▶ [Work request]
Beginning with the first line of the data below, reproduce every line unchanged, ending with the line that holds "Potentials or basis: VASP".

▶ [Recorded information]
———

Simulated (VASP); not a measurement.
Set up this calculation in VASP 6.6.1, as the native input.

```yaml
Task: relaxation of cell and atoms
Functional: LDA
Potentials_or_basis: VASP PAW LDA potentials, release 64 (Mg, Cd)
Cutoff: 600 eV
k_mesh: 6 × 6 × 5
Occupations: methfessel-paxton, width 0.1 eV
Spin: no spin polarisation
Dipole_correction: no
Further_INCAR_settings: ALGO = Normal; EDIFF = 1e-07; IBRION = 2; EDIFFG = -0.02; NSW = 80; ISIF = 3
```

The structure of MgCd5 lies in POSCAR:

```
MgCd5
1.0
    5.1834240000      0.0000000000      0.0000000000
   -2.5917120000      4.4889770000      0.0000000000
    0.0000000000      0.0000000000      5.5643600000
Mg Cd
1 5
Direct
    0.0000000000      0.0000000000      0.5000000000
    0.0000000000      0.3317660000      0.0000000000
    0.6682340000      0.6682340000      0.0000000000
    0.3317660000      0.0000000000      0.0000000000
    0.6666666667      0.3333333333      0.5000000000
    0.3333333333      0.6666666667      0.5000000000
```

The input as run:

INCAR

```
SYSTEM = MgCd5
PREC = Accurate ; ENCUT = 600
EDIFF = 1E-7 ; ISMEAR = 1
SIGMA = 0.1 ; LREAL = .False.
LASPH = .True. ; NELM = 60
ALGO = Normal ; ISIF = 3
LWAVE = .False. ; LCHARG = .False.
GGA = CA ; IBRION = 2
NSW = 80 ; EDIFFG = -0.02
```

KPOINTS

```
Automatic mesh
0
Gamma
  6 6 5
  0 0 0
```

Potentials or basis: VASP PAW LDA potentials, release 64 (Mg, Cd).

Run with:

———

▶ [Solution]
Simulated (VASP); not a measurement.
Set up this calculation in VASP 6.6.1, as the native input.

```yaml
Task: relaxation of cell and atoms
Functional: LDA
Potentials_or_basis: VASP PAW LDA potentials, release 64 (Mg, Cd)
Cutoff: 600 eV
k_mesh: 6 × 6 × 5
Occupations: methfessel-paxton, width 0.1 eV
Spin: no spin polarisation
Dipole_correction: no
Further_INCAR_settings: ALGO = Normal; EDIFF = 1e-07; IBRION = 2; EDIFFG = -0.02; NSW = 80; ISIF = 3
```

The structure of MgCd5 lies in POSCAR:

```
MgCd5
1.0
    5.1834240000      0.0000000000      0.0000000000
   -2.5917120000      4.4889770000      0.0000000000
    0.0000000000      0.0000000000      5.5643600000
Mg Cd
1 5
Direct
    0.0000000000      0.0000000000      0.5000000000
    0.0000000000      0.3317660000      0.0000000000
    0.6682340000      0.6682340000      0.0000000000
    0.3317660000      0.0000000000      0.0000000000
    0.6666666667      0.3333333333      0.5000000000
    0.3333333333      0.6666666667      0.5000000000
```

The input as run:

INCAR

```
SYSTEM = MgCd5
PREC = Accurate ; ENCUT = 600
EDIFF = 1E-7 ; ISMEAR = 1
SIGMA = 0.1 ; LREAL = .False.
LASPH = .True. ; NELM = 60
ALGO = Normal ; ISIF = 3
LWAVE = .False. ; LCHARG = .False.
GGA = CA ; IBRION = 2
NSW = 80 ; EDIFFG = -0.02
```

KPOINTS

```
Automatic mesh
0
Gamma
  6 6 5
  0 0 0
```

Potentials or basis: VASP PAW LDA potentials, release 64 (Mg, Cd).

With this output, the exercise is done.